· · ·
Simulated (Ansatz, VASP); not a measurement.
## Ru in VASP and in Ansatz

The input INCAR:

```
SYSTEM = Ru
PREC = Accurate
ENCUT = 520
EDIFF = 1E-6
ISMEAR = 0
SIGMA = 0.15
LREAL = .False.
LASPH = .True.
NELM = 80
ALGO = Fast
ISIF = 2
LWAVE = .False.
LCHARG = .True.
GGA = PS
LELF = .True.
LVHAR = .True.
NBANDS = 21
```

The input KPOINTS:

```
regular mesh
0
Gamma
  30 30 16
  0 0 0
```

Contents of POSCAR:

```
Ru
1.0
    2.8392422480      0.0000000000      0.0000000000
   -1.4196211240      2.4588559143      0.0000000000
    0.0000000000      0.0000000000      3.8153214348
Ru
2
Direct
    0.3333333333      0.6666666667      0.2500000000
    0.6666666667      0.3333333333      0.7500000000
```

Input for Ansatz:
· · ·

WORK INSTRUCTION: In full and without deviation, reproduce the entries above.

TASK SOLUTION:
Simulated (Ansatz, VASP); not a measurement.
## Ru in VASP and in Ansatz

The input INCAR:

```
SYSTEM = Ru
PREC = Accurate
ENCUT = 520
EDIFF = 1E-6
ISMEAR = 0
SIGMA = 0.15
LREAL = .False.
LASPH = .True.
NELM = 80
ALGO = Fast
ISIF = 2
LWAVE = .False.
LCHARG = .True.
GGA = PS
LELF = .True.
LVHAR = .True.
NBANDS = 21
```

The input KPOINTS:

```
regular mesh
0
Gamma
  30 30 16
  0 0 0
```

Contents of POSCAR:

```
Ru
1.0
    2.8392422480      0.0000000000      0.0000000000
   -1.4196211240      2.4588559143      0.0000000000
    0.0000000000      0.0000000000      3.8153214348
Ru
2
Direct
    0.3333333333      0.6666666667      0.2500000000
    0.6666666667      0.3333333333      0.7500000000
```

Input for Ansatz:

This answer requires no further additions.